◆ ◆ ◆ ◆ ◆

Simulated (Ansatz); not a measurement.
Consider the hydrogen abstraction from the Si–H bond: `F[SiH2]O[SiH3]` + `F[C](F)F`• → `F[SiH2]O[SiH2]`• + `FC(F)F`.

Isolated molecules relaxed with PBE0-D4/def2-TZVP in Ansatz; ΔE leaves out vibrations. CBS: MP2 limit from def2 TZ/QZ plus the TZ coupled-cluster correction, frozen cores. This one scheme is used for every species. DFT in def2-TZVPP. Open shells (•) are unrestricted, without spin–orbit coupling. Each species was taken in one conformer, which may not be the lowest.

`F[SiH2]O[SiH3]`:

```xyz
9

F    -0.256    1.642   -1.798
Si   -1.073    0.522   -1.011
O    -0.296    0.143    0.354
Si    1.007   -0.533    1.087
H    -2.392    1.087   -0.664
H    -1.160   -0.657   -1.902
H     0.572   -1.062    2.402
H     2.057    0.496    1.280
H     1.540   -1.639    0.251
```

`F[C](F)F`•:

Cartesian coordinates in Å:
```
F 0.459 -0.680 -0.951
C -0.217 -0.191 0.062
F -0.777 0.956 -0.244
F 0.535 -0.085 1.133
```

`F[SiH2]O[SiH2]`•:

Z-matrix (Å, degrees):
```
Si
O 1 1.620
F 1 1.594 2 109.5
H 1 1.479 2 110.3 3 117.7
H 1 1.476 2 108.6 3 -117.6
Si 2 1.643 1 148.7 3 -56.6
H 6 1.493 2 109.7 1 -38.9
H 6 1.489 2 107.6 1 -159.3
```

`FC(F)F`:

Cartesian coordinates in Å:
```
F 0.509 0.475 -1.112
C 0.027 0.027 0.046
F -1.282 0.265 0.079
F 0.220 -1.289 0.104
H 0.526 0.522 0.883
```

◆ ◆ ◆ ◆ ◆

Work item | Restate the material above word for word, leaving nothing out.

Result |
Simulated (Ansatz); not a measurement.
Consider the hydrogen abstraction from the Si–H bond: `F[SiH2]O[SiH3]` + `F[C](F)F`• → `F[SiH2]O[SiH2]`• + `FC(F)F`.

Isolated molecules relaxed with PBE0-D4/def2-TZVP in Ansatz; ΔE leaves out vibrations. CBS: MP2 limit from def2 TZ/QZ plus the TZ coupled-cluster correction, frozen cores. This one scheme is used for every species. DFT in def2-TZVPP. Open shells (•) are unrestricted, without spin–orbit coupling. Each species was taken in one conformer, which may not be the lowest.

`F[SiH2]O[SiH3]`:

```xyz
9

F    -0.256    1.642   -1.798
Si   -1.073    0.522   -1.011
O    -0.296    0.143    0.354
Si    1.007   -0.533    1.087
H    -2.392    1.087   -0.664
H    -1.160   -0.657   -1.902
H     0.572   -1.062    2.402
H     2.057    0.496    1.280
H     1.540   -1.639    0.251
```

`F[C](F)F`•:

Cartesian coordinates in Å:
```
F 0.459 -0.680 -0.951
C -0.217 -0.191 0.062
F -0.777 0.956 -0.244
F 0.535 -0.085 1.133
```

`F[SiH2]O[SiH2]`•:

Z-matrix (Å, degrees):
```
Si
O 1 1.620
F 1 1.594 2 109.5
H 1 1.479 2 110.3 3 117.7
H 1 1.476 2 108.6 3 -117.6
Si 2 1.643 1 148.7 3 -56.6
H 6 1.493 2 109.7 1 -38.9
H 6 1.489 2 107.6 1 -159.3
```

`FC(F)F`:

Cartesian coordinates in Å:
```
F 0.509 0.475 -1.112
C 0.027 0.027 0.046
F -1.282 0.265 0.079
F 0.220 -1.289 0.104
H 0.526 0.522 0.883
```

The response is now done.